****************
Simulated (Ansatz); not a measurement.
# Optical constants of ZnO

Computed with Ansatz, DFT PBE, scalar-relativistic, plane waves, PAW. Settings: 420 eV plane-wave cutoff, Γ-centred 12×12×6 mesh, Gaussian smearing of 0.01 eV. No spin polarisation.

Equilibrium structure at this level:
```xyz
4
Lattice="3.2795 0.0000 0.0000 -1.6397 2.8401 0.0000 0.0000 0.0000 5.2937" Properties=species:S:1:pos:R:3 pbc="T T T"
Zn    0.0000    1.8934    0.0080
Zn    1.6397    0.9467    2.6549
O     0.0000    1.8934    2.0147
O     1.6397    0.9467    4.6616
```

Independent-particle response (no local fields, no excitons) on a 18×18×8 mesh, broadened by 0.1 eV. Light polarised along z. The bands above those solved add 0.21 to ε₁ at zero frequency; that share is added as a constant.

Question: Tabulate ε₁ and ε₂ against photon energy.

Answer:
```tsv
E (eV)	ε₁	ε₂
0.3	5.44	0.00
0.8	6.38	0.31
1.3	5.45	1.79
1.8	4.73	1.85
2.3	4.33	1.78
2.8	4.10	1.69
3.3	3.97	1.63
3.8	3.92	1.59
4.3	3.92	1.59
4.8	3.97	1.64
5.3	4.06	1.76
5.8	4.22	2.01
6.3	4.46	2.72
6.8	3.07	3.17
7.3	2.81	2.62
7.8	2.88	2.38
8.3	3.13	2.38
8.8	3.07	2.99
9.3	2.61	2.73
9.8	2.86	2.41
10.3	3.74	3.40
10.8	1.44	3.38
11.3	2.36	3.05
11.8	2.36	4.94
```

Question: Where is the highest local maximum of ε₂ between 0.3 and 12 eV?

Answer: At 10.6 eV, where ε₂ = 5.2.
****************

= TASK ITEM =
Line by line, reproduce the data above exactly.

= YOUR RESPONSE =
Simulated (Ansatz); not a measurement.
# Optical constants of ZnO

Computed with Ansatz, DFT PBE, scalar-relativistic, plane waves, PAW. Settings: 420 eV plane-wave cutoff, Γ-centred 12×12×6 mesh, Gaussian smearing of 0.01 eV. No spin polarisation.

Equilibrium structure at this level:
```xyz
4
Lattice="3.2795 0.0000 0.0000 -1.6397 2.8401 0.0000 0.0000 0.0000 5.2937" Properties=species:S:1:pos:R:3 pbc="T T T"
Zn    0.0000    1.8934    0.0080
Zn    1.6397    0.9467    2.6549
O     0.0000    1.8934    2.0147
O     1.6397    0.9467    4.6616
```

Independent-particle response (no local fields, no excitons) on a 18×18×8 mesh, broadened by 0.1 eV. Light polarised along z. The bands above those solved add 0.21 to ε₁ at zero frequency; that share is added as a constant.

Question: Tabulate ε₁ and ε₂ against photon energy.

Answer:
```tsv
E (eV)	ε₁	ε₂
0.3	5.44	0.00
0.8	6.38	0.31
1.3	5.45	1.79
1.8	4.73	1.85
2.3	4.33	1.78
2.8	4.10	1.69
3.3	3.97	1.63
3.8	3.92	1.59
4.3	3.92	1.59
4.8	3.97	1.64
5.3	4.06	1.76
5.8	4.22	2.01
6.3	4.46	2.72
6.8	3.07	3.17
7.3	2.81	2.62
7.8	2.88	2.38
8.3	3.13	2.38
8.8	3.07	2.99
9.3	2.61	2.73
9.8	2.86	2.41
10.3	3.74	3.40
10.8	1.44	3.38
11.3	2.36	3.05
11.8	2.36	4.94
```

Question: Where is the highest local maximum of ε₂ between 0.3 and 12 eV?

Answer: At 10.6 eV, where ε₂ = 5.2.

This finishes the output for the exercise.